============
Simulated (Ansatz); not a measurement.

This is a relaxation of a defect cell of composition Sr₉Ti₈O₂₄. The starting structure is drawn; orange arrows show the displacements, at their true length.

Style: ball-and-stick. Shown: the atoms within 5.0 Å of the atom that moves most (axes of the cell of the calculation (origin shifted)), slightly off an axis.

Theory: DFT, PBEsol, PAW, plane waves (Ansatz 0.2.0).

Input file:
============

Activity:
Take the listing above from its first line through the line containing "Theory: DFT, PBEsol, PAW, plane", and transcribe that stretch exactly, with no other lines.

Answer section:
Simulated (Ansatz); not a measurement.

This is a relaxation of a defect cell of composition Sr₉Ti₈O₂₄. The starting structure is drawn; orange arrows show the displacements, at their true length.

Style: ball-and-stick. Shown: the atoms within 5.0 Å of the atom that moves most (axes of the cell of the calculation (origin shifted)), slightly off an axis.

Theory: DFT, PBEsol, PAW, plane waves (Ansatz 0.2.0).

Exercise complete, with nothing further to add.